□ □ □ □ □
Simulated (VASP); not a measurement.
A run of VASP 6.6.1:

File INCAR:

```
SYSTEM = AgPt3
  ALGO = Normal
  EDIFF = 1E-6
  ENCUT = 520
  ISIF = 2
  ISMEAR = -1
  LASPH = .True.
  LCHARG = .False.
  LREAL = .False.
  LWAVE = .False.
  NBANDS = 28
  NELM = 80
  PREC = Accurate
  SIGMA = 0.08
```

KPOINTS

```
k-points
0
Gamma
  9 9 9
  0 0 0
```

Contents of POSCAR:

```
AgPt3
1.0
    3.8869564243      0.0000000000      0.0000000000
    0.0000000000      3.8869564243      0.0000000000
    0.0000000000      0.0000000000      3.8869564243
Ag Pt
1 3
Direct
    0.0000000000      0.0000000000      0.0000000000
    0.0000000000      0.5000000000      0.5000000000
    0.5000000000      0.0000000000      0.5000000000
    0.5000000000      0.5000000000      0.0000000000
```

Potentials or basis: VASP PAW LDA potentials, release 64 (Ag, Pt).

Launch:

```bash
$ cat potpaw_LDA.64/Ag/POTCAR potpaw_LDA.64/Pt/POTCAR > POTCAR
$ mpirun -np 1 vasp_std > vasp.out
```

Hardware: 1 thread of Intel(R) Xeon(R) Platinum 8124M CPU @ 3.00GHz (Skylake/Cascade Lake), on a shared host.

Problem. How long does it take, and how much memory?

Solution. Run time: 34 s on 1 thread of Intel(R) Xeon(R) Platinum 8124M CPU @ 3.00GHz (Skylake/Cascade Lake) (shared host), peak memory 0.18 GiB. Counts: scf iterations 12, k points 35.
□ □ □ □ □

→ Work item: Using the records above, restate word for word the lines from the one with "Hardware: 1 thread" through the one with "Problem. How long", both included.

→ Exercise solution:
Hardware: 1 thread of Intel(R) Xeon(R) Platinum 8124M CPU @ 3.00GHz (Skylake/Cascade Lake), on a shared host.

Problem. How long does it take, and how much memory?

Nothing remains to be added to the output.